SUPPLIED ENTRIES –
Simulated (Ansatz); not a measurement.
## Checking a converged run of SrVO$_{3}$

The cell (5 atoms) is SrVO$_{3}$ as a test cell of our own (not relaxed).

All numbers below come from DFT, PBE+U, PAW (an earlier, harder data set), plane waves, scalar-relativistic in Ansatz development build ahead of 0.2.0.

WORK ORDER –
Exactly repeat the lines running from the top of the listing to the line bearing "The cell (5", both of those lines included, and only them.

ANSWER SECTION –
Simulated (Ansatz); not a measurement.
## Checking a converged run of SrVO$_{3}$

The cell (5 atoms) is SrVO$_{3}$ as a test cell of our own (not relaxed).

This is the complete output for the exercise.